REQUIRED ACTION
Nothing should be output except the lines from the top of the material below through the line that contains "Estimate the band gap on the k mesh.", each exactly as written.

RECORDS SHOWN
= = = = = = =
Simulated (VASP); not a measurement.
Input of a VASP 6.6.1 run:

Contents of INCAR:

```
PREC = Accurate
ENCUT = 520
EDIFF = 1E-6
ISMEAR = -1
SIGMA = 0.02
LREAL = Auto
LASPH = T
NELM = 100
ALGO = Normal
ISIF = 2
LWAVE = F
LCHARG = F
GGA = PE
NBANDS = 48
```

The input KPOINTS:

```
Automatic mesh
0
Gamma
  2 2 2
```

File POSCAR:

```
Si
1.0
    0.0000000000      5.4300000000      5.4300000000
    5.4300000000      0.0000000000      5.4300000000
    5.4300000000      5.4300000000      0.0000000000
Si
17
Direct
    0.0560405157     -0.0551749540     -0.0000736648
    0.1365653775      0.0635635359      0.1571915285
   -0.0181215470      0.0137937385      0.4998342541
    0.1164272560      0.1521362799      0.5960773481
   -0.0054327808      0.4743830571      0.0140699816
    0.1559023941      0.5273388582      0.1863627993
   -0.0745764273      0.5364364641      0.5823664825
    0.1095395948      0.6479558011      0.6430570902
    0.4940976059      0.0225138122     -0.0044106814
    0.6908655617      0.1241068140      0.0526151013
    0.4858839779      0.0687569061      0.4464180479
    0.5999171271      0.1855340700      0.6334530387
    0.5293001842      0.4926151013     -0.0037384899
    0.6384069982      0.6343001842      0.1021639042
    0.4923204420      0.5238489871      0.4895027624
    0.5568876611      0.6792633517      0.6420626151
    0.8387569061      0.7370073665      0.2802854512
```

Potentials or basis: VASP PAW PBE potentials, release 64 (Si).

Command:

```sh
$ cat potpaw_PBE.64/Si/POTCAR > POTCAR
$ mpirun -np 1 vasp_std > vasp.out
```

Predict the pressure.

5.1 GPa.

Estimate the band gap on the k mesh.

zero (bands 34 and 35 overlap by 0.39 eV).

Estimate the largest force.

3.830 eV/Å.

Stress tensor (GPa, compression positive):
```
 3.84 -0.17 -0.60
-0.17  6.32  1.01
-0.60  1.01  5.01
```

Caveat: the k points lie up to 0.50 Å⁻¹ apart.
= = = = = = =

WRITTEN RESPONSE
Simulated (VASP); not a measurement.
Input of a VASP 6.6.1 run:

Contents of INCAR:

```
PREC = Accurate
ENCUT = 520
EDIFF = 1E-6
ISMEAR = -1
SIGMA = 0.02
LREAL = Auto
LASPH = T
NELM = 100
ALGO = Normal
ISIF = 2
LWAVE = F
LCHARG = F
GGA = PE
NBANDS = 48
```

The input KPOINTS:

```
Automatic mesh
0
Gamma
  2 2 2
```

File POSCAR:

```
Si
1.0
    0.0000000000      5.4300000000      5.4300000000
    5.4300000000      0.0000000000      5.4300000000
    5.4300000000      5.4300000000      0.0000000000
Si
17
Direct
    0.0560405157     -0.0551749540     -0.0000736648
    0.1365653775      0.0635635359      0.1571915285
   -0.0181215470      0.0137937385      0.4998342541
    0.1164272560      0.1521362799      0.5960773481
   -0.0054327808      0.4743830571      0.0140699816
    0.1559023941      0.5273388582      0.1863627993
   -0.0745764273      0.5364364641      0.5823664825
    0.1095395948      0.6479558011      0.6430570902
    0.4940976059      0.0225138122     -0.0044106814
    0.6908655617      0.1241068140      0.0526151013
    0.4858839779      0.0687569061      0.4464180479
    0.5999171271      0.1855340700      0.6334530387
    0.5293001842      0.4926151013     -0.0037384899
    0.6384069982      0.6343001842      0.1021639042
    0.4923204420      0.5238489871      0.4895027624
    0.5568876611      0.6792633517      0.6420626151
    0.8387569061      0.7370073665      0.2802854512
```

Potentials or basis: VASP PAW PBE potentials, release 64 (Si).

Command:

```sh
$ cat potpaw_PBE.64/Si/POTCAR > POTCAR
$ mpirun -np 1 vasp_std > vasp.out
```

Predict the pressure.

5.1 GPa.

Estimate the band gap on the k mesh.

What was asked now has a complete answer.